Transcribe the entries, keeping every character the same.

Information shown:
-=-=-

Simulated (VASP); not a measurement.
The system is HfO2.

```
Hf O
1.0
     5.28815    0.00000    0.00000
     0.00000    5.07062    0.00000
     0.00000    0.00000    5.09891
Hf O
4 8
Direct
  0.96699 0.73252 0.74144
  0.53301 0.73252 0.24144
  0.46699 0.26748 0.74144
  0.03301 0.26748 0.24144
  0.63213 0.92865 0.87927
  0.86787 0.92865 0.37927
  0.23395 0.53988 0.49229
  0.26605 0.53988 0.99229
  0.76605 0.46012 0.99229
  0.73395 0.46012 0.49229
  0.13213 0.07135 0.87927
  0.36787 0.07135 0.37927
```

-=-=-

Task answer:
Simulated (VASP); not a measurement.
The system is HfO2.

```
Hf O
1.0
     5.28815    0.00000    0.00000
     0.00000    5.07062    0.00000
     0.00000    0.00000    5.09891
Hf O
4 8
Direct
  0.96699 0.73252 0.74144
  0.53301 0.73252 0.24144
  0.46699 0.26748 0.74144
  0.03301 0.26748 0.24144
  0.63213 0.92865 0.87927
  0.86787 0.92865 0.37927
  0.23395 0.53988 0.49229
  0.26605 0.53988 0.99229
  0.76605 0.46012 0.99229
  0.73395 0.46012 0.49229
  0.13213 0.07135 0.87927
  0.36787 0.07135 0.37927
```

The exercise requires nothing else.